DATA SUPPLIED Block Start

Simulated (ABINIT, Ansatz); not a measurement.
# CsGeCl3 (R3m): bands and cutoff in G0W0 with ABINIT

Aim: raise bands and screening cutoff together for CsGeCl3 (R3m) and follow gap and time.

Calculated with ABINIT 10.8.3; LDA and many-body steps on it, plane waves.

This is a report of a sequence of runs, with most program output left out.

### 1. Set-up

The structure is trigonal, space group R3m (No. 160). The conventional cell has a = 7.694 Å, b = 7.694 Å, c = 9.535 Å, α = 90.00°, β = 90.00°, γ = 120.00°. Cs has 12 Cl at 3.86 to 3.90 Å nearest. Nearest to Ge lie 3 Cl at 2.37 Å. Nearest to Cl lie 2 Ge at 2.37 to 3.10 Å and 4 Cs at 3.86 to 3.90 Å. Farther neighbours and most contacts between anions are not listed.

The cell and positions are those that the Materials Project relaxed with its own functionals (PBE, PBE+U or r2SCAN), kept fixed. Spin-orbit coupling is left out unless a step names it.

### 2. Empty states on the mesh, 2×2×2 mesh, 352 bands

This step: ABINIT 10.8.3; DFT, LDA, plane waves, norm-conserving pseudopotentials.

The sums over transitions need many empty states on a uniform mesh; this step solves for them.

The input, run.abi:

DATA SUPPLIED Block End

● **TASK ITEM**
Copy out, exactly and alone, the lines of the entries above between the ones holding "The cell and" and "The sums over", inclusive.

● **ANSWER AREA**
The cell and positions are those that the Materials Project relaxed with its own functionals (PBE, PBE+U or r2SCAN), kept fixed. Spin-orbit coupling is left out unless a step names it.

### 2. Empty states on the mesh, 2×2×2 mesh, 352 bands

This step: ABINIT 10.8.3; DFT, LDA, plane waves, norm-conserving pseudopotentials.

The sums over transitions need many empty states on a uniform mesh; this step solves for them.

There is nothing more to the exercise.